▶ [Required action] Up to and including the line with "Translate this input", repeat every line of the listing exactly, beginning at the first.

Listed entries section start

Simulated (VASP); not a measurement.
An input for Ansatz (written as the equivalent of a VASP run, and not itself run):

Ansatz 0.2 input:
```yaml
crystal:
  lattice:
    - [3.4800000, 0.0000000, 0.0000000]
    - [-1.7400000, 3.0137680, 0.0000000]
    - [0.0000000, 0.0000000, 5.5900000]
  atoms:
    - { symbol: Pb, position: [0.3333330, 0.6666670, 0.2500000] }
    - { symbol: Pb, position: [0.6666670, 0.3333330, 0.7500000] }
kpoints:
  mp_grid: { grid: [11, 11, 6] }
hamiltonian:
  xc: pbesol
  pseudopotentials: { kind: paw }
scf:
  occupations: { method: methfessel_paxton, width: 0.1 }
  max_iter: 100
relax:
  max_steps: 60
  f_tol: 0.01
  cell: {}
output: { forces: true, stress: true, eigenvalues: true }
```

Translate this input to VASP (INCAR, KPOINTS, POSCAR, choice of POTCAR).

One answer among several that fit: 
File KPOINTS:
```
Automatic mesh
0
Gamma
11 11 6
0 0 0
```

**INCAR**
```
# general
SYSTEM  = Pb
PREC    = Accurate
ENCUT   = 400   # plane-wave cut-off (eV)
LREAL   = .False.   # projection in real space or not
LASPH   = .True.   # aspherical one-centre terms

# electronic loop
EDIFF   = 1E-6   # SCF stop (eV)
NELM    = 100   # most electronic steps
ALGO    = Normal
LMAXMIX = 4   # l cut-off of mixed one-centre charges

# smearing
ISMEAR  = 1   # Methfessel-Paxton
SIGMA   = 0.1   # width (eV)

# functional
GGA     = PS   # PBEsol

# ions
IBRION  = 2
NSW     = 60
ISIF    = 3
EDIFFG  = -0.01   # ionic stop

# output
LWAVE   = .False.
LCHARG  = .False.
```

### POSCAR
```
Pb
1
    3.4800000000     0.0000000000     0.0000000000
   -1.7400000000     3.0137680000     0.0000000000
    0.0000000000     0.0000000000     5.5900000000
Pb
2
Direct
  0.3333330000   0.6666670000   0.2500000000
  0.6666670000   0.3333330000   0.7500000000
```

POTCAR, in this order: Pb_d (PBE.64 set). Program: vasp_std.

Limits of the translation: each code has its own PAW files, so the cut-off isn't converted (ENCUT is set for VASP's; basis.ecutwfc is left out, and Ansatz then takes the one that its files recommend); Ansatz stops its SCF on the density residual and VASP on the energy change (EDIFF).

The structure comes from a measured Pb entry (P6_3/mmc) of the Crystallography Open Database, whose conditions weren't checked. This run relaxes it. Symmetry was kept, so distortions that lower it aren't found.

Listed entries section end

▶ [Exercise answer]
Simulated (VASP); not a measurement.
An input for Ansatz (written as the equivalent of a VASP run, and not itself run):

Ansatz 0.2 input:
```yaml
crystal:
  lattice:
    - [3.4800000, 0.0000000, 0.0000000]
    - [-1.7400000, 3.0137680, 0.0000000]
    - [0.0000000, 0.0000000, 5.5900000]
  atoms:
    - { symbol: Pb, position: [0.3333330, 0.6666670, 0.2500000] }
    - { symbol: Pb, position: [0.6666670, 0.3333330, 0.7500000] }
kpoints:
  mp_grid: { grid: [11, 11, 6] }
hamiltonian:
  xc: pbesol
  pseudopotentials: { kind: paw }
scf:
  occupations: { method: methfessel_paxton, width: 0.1 }
  max_iter: 100
relax:
  max_steps: 60
  f_tol: 0.01
  cell: {}
output: { forces: true, stress: true, eigenvalues: true }
```

Translate this input to VASP (INCAR, KPOINTS, POSCAR, choice of POTCAR).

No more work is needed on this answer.